- **Excerpted records**:
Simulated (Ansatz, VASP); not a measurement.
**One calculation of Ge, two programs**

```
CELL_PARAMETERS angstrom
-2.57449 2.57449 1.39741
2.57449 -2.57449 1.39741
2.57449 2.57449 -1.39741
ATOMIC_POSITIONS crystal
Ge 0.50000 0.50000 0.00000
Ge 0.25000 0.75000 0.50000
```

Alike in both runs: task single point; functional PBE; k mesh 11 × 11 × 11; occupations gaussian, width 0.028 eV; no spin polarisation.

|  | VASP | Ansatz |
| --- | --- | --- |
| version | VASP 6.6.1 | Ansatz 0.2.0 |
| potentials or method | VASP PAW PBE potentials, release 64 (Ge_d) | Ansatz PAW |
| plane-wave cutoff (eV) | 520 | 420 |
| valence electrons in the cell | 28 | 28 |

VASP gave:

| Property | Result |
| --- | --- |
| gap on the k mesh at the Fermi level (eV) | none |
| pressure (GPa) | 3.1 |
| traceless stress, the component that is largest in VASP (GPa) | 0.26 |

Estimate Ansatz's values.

- **Work instruction**: Print every entry exactly.

- **Your response**:
Simulated (Ansatz, VASP); not a measurement.
**One calculation of Ge, two programs**

```
CELL_PARAMETERS angstrom
-2.57449 2.57449 1.39741
2.57449 -2.57449 1.39741
2.57449 2.57449 -1.39741
ATOMIC_POSITIONS crystal
Ge 0.50000 0.50000 0.00000
Ge 0.25000 0.75000 0.50000
```

Alike in both runs: task single point; functional PBE; k mesh 11 × 11 × 11; occupations gaussian, width 0.028 eV; no spin polarisation.

|  | VASP | Ansatz |
| --- | --- | --- |
| version | VASP 6.6.1 | Ansatz 0.2.0 |
| potentials or method | VASP PAW PBE potentials, release 64 (Ge_d) | Ansatz PAW |
| plane-wave cutoff (eV) | 520 | 420 |
| valence electrons in the cell | 28 | 28 |

VASP gave:

| Property | Result |
| --- | --- |
| gap on the k mesh at the Fermi level (eV) | none |
| pressure (GPa) | 3.1 |
| traceless stress, the component that is largest in VASP (GPa) | 0.26 |

Estimate Ansatz's values.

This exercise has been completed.